**Work request**. Take the records below and copy them exactly.

*** Dataset extract Section Begins ***
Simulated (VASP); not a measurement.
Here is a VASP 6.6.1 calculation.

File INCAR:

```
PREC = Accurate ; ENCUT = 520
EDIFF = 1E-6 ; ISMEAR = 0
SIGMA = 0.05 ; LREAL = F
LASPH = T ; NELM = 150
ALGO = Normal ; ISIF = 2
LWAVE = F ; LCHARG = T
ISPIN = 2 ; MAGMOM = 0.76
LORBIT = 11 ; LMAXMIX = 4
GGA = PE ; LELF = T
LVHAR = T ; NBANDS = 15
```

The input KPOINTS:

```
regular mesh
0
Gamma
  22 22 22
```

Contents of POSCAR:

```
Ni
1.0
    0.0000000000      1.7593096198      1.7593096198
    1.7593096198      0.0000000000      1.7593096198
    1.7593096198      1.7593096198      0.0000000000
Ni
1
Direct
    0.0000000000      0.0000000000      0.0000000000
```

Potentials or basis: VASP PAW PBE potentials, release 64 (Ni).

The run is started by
*** Dataset extract Section Ends ***

**Exercise response**.
Simulated (VASP); not a measurement.
Here is a VASP 6.6.1 calculation.

File INCAR:

```
PREC = Accurate ; ENCUT = 520
EDIFF = 1E-6 ; ISMEAR = 0
SIGMA = 0.05 ; LREAL = F
LASPH = T ; NELM = 150
ALGO = Normal ; ISIF = 2
LWAVE = F ; LCHARG = T
ISPIN = 2 ; MAGMOM = 0.76
LORBIT = 11 ; LMAXMIX = 4
GGA = PE ; LELF = T
LVHAR = T ; NBANDS = 15
```

The input KPOINTS:

```
regular mesh
0
Gamma
  22 22 22
```

Contents of POSCAR:

```
Ni
1.0
    0.0000000000      1.7593096198      1.7593096198
    1.7593096198      0.0000000000      1.7593096198
    1.7593096198      1.7593096198      0.0000000000
Ni
1
Direct
    0.0000000000      0.0000000000      0.0000000000
```

Potentials or basis: VASP PAW PBE potentials, release 64 (Ni).

The run is started by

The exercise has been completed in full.